The records are given next. Repeat each one exactly.

__INPUT DATA__
+++

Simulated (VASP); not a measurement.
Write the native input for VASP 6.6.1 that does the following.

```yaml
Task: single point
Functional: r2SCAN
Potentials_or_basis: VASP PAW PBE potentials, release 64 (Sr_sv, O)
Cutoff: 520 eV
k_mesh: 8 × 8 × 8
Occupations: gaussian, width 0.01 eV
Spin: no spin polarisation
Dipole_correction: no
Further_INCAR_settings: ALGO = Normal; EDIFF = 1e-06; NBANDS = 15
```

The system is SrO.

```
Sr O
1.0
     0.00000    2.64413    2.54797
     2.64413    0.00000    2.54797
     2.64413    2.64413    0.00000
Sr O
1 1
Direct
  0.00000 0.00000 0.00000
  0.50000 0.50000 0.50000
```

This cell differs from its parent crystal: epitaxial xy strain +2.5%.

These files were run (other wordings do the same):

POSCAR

+++

__ANSWER AREA__
Simulated (VASP); not a measurement.
Write the native input for VASP 6.6.1 that does the following.

```yaml
Task: single point
Functional: r2SCAN
Potentials_or_basis: VASP PAW PBE potentials, release 64 (Sr_sv, O)
Cutoff: 520 eV
k_mesh: 8 × 8 × 8
Occupations: gaussian, width 0.01 eV
Spin: no spin polarisation
Dipole_correction: no
Further_INCAR_settings: ALGO = Normal; EDIFF = 1e-06; NBANDS = 15
```

The system is SrO.

```
Sr O
1.0
     0.00000    2.64413    2.54797
     2.64413    0.00000    2.54797
     2.64413    2.64413    0.00000
Sr O
1 1
Direct
  0.00000 0.00000 0.00000
  0.50000 0.50000 0.50000
```

This cell differs from its parent crystal: epitaxial xy strain +2.5%.

These files were run (other wordings do the same):

POSCAR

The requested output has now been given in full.